+++

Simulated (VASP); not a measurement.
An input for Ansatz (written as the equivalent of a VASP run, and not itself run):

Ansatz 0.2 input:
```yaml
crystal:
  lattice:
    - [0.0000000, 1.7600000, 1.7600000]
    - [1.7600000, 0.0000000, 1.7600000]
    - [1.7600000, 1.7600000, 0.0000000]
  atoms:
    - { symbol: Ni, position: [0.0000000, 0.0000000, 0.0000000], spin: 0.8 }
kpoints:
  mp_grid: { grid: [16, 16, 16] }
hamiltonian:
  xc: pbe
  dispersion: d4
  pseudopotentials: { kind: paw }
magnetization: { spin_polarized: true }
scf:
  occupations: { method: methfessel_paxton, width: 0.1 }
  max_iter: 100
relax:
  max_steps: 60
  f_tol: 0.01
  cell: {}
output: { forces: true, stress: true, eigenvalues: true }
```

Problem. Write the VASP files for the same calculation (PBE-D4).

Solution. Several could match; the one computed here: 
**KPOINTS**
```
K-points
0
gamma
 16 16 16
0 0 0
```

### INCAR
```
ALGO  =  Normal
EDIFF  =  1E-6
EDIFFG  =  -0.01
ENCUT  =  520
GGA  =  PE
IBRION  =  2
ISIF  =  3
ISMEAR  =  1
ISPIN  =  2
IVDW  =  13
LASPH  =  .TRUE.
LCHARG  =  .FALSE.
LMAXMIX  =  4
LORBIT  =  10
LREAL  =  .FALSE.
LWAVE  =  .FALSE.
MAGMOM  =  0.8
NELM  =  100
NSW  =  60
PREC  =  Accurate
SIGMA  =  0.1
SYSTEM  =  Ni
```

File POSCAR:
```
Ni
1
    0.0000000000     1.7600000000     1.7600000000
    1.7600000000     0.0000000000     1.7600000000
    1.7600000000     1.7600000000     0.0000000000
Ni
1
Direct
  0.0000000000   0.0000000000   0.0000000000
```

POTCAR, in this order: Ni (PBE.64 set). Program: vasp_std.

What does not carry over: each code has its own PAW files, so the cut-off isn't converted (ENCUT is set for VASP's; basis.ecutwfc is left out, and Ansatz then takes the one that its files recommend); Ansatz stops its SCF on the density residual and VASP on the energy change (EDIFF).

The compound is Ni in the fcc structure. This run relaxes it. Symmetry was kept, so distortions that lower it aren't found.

+++

Send back the lines of the records word for word, from the very first through the line containing "What does not".

• Written answer
Simulated (VASP); not a measurement.
An input for Ansatz (written as the equivalent of a VASP run, and not itself run):

Ansatz 0.2 input:
```yaml
crystal:
  lattice:
    - [0.0000000, 1.7600000, 1.7600000]
    - [1.7600000, 0.0000000, 1.7600000]
    - [1.7600000, 1.7600000, 0.0000000]
  atoms:
    - { symbol: Ni, position: [0.0000000, 0.0000000, 0.0000000], spin: 0.8 }
kpoints:
  mp_grid: { grid: [16, 16, 16] }
hamiltonian:
  xc: pbe
  dispersion: d4
  pseudopotentials: { kind: paw }
magnetization: { spin_polarized: true }
scf:
  occupations: { method: methfessel_paxton, width: 0.1 }
  max_iter: 100
relax:
  max_steps: 60
  f_tol: 0.01
  cell: {}
output: { forces: true, stress: true, eigenvalues: true }
```

Problem. Write the VASP files for the same calculation (PBE-D4).

Solution. Several could match; the one computed here: 
**KPOINTS**
```
K-points
0
gamma
 16 16 16
0 0 0
```

### INCAR
```
ALGO  =  Normal
EDIFF  =  1E-6
EDIFFG  =  -0.01
ENCUT  =  520
GGA  =  PE
IBRION  =  2
ISIF  =  3
ISMEAR  =  1
ISPIN  =  2
IVDW  =  13
LASPH  =  .TRUE.
LCHARG  =  .FALSE.
LMAXMIX  =  4
LORBIT  =  10
LREAL  =  .FALSE.
LWAVE  =  .FALSE.
MAGMOM  =  0.8
NELM  =  100
NSW  =  60
PREC  =  Accurate
SIGMA  =  0.1
SYSTEM  =  Ni
```

File POSCAR:
```
Ni
1
    0.0000000000     1.7600000000     1.7600000000
    1.7600000000     0.0000000000     1.7600000000
    1.7600000000     1.7600000000     0.0000000000
Ni
1
Direct
  0.0000000000   0.0000000000   0.0000000000
```

POTCAR, in this order: Ni (PBE.64 set). Program: vasp_std.

What does not carry over: each code has its own PAW files, so the cut-off isn't converted (ENCUT is set for VASP's; basis.ecutwfc is left out, and Ansatz then takes the one that its files recommend); Ansatz stops its SCF on the density residual and VASP on the energy change (EDIFF).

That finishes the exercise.